**DATASET EXTRACT**
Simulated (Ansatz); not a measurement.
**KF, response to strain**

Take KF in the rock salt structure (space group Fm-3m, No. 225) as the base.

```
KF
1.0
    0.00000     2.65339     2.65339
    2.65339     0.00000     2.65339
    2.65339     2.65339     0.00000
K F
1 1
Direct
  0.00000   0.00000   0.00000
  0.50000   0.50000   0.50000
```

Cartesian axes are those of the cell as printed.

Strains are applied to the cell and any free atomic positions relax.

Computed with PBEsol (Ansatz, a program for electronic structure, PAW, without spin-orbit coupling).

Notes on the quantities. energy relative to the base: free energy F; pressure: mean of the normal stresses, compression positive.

**ASSIGNMENT**
Repeat exactly the lines above, starting with the first line of the records and finishing with the line holding "Computed with PBEsol". Add no other line.

**WRITTEN REPLY**
Simulated (Ansatz); not a measurement.
**KF, response to strain**

Take KF in the rock salt structure (space group Fm-3m, No. 225) as the base.

```
KF
1.0
    0.00000     2.65339     2.65339
    2.65339     0.00000     2.65339
    2.65339     2.65339     0.00000
K F
1 1
Direct
  0.00000   0.00000   0.00000
  0.50000   0.50000   0.50000
```

Cartesian axes are those of the cell as printed.

Strains are applied to the cell and any free atomic positions relax.

Computed with PBEsol (Ansatz, a program for electronic structure, PAW, without spin-orbit coupling).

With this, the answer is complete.